**MATERIAL SUPPLIED**
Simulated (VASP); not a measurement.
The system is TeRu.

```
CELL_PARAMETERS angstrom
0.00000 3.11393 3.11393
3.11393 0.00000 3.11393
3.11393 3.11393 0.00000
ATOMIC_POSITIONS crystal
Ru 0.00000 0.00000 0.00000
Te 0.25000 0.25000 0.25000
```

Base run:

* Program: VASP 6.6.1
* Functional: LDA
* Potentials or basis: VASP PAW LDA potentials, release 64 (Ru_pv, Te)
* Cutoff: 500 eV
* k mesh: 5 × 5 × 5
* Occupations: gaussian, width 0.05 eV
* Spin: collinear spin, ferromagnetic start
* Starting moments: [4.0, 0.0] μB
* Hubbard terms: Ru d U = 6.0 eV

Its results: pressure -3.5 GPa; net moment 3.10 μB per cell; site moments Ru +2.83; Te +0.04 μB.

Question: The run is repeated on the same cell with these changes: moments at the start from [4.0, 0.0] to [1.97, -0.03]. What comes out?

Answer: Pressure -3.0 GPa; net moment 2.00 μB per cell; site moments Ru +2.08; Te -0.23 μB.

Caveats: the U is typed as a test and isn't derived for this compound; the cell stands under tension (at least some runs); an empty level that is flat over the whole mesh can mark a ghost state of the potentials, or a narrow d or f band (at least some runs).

**REQUIREMENT**
One stretch of the lines above is wanted, from the line that contains "Its results: pressure" through the line that contains "Answer: Pressure -3.0". Output it exactly.

**RESPONSE**
Its results: pressure -3.5 GPa; net moment 3.10 μB per cell; site moments Ru +2.83; Te +0.04 μB.

Question: The run is repeated on the same cell with these changes: moments at the start from [4.0, 0.0] to [1.97, -0.03]. What comes out?

Answer: Pressure -3.0 GPa; net moment 2.00 μB per cell; site moments Ru +2.08; Te -0.23 μB.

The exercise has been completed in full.